◆ **ASSIGNMENT**:
Reproduce exactly the opening lines of the listing, stopping after the line that contains "All values are" and including it.

◆ **DATA SHOWN**:
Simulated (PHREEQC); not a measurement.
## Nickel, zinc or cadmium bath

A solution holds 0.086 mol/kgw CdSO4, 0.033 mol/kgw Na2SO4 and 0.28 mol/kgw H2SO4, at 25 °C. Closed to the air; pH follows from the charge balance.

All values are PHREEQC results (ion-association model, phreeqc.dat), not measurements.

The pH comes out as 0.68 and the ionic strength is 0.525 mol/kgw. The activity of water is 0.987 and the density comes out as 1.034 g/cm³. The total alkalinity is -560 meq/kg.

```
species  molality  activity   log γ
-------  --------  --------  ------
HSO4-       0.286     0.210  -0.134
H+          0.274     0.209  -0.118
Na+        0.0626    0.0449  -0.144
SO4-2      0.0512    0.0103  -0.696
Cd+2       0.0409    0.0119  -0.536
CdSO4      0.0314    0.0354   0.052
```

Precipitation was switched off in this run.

◆ **EXERCISE RESPONSE**:
Simulated (PHREEQC); not a measurement.
## Nickel, zinc or cadmium bath

A solution holds 0.086 mol/kgw CdSO4, 0.033 mol/kgw Na2SO4 and 0.28 mol/kgw H2SO4, at 25 °C. Closed to the air; pH follows from the charge balance.

All values are PHREEQC results (ion-association model, phreeqc.dat), not measurements.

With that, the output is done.